Supplied records:
====

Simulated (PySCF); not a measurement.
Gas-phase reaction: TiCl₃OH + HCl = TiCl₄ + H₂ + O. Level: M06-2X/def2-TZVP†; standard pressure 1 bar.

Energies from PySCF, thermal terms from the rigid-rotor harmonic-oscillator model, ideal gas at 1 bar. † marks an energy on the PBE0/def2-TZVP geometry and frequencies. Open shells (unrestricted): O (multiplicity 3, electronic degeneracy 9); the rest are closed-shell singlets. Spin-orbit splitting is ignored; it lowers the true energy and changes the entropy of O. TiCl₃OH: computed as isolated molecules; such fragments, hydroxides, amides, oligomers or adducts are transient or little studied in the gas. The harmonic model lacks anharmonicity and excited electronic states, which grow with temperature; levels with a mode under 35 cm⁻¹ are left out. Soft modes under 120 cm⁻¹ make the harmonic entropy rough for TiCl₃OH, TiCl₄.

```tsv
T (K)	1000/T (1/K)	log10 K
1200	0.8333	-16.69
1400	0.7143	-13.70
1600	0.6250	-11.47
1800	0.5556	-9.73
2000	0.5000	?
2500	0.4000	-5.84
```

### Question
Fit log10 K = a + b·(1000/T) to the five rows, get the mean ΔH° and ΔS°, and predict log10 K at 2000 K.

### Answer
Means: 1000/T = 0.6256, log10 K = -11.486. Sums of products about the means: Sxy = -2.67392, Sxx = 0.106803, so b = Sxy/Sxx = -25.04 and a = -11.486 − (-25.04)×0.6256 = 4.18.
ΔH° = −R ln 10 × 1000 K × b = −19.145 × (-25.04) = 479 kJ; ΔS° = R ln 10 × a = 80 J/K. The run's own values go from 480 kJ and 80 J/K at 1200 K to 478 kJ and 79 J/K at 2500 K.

====

Required action: Could you please retype the lines from the start of the data through the line with "Energies from PySCF, thermal", both included, and nothing else?

Exercise result:
Simulated (PySCF); not a measurement.
Gas-phase reaction: TiCl₃OH + HCl = TiCl₄ + H₂ + O. Level: M06-2X/def2-TZVP†; standard pressure 1 bar.

Energies from PySCF, thermal terms from the rigid-rotor harmonic-oscillator model, ideal gas at 1 bar. † marks an energy on the PBE0/def2-TZVP geometry and frequencies. Open shells (unrestricted): O (multiplicity 3, electronic degeneracy 9); the rest are closed-shell singlets. Spin-orbit splitting is ignored; it lowers the true energy and changes the entropy of O. TiCl₃OH: computed as isolated molecules; such fragments, hydroxides, amides, oligomers or adducts are transient or little studied in the gas. The harmonic model lacks anharmonicity and excited electronic states, which grow with temperature; levels with a mode under 35 cm⁻¹ are left out. Soft modes under 120 cm⁻¹ make the harmonic entropy rough for TiCl₃OH, TiCl₄.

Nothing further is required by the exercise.